All entries should be output exactly as they stand.

- - - - -

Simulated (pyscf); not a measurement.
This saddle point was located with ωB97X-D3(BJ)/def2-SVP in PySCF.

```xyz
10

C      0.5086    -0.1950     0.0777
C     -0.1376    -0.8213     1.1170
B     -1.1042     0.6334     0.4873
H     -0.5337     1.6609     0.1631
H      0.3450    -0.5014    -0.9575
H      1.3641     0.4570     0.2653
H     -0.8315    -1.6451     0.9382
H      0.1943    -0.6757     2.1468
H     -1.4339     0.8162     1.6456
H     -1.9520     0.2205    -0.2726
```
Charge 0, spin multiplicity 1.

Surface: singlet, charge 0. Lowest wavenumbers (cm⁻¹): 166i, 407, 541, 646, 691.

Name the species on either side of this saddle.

- - - - -

→ **Task answer**
Simulated (pyscf); not a measurement.
This saddle point was located with ωB97X-D3(BJ)/def2-SVP in PySCF.

```xyz
10

C      0.5086    -0.1950     0.0777
C     -0.1376    -0.8213     1.1170
B     -1.1042     0.6334     0.4873
H     -0.5337     1.6609     0.1631
H      0.3450    -0.5014    -0.9575
H      1.3641     0.4570     0.2653
H     -0.8315    -1.6451     0.9382
H      0.1943    -0.6757     2.1468
H     -1.4339     0.8162     1.6456
H     -1.9520     0.2205    -0.2726
```
Charge 0, spin multiplicity 1.

Surface: singlet, charge 0. Lowest wavenumbers (cm⁻¹): 166i, 407, 541, 646, 691.

Name the species on either side of this saddle.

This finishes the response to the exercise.